++++++
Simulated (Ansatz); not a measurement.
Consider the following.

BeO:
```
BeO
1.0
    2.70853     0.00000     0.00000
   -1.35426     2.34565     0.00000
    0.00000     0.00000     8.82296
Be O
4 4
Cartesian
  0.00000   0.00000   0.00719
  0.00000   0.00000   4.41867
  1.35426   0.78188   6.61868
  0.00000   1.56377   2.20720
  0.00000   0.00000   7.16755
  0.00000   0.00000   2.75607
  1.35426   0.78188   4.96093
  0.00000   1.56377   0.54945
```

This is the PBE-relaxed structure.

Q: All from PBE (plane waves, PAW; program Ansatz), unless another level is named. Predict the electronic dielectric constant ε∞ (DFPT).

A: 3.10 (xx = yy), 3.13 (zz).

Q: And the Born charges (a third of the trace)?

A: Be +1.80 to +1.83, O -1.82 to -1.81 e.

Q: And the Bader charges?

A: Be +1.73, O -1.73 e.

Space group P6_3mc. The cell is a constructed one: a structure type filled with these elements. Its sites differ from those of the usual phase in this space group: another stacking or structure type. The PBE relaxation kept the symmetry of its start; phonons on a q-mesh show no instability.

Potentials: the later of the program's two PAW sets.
++++++

◆ Assignment
Everything from the first line of the records above to the line containing "Space group P6_3mc.", inclusive, should be repeated exactly; leave out the rest.

◆ Response area
Simulated (Ansatz); not a measurement.
Consider the following.

BeO:
```
BeO
1.0
    2.70853     0.00000     0.00000
   -1.35426     2.34565     0.00000
    0.00000     0.00000     8.82296
Be O
4 4
Cartesian
  0.00000   0.00000   0.00719
  0.00000   0.00000   4.41867
  1.35426   0.78188   6.61868
  0.00000   1.56377   2.20720
  0.00000   0.00000   7.16755
  0.00000   0.00000   2.75607
  1.35426   0.78188   4.96093
  0.00000   1.56377   0.54945
```

This is the PBE-relaxed structure.

Q: All from PBE (plane waves, PAW; program Ansatz), unless another level is named. Predict the electronic dielectric constant ε∞ (DFPT).

A: 3.10 (xx = yy), 3.13 (zz).

Q: And the Born charges (a third of the trace)?

A: Be +1.80 to +1.83, O -1.82 to -1.81 e.

Q: And the Bader charges?

A: Be +1.73, O -1.73 e.

Space group P6_3mc. The cell is a constructed one: a structure type filled with these elements. Its sites differ from those of the usual phase in this space group: another stacking or structure type. The PBE relaxation kept the symmetry of its start; phonons on a q-mesh show no instability.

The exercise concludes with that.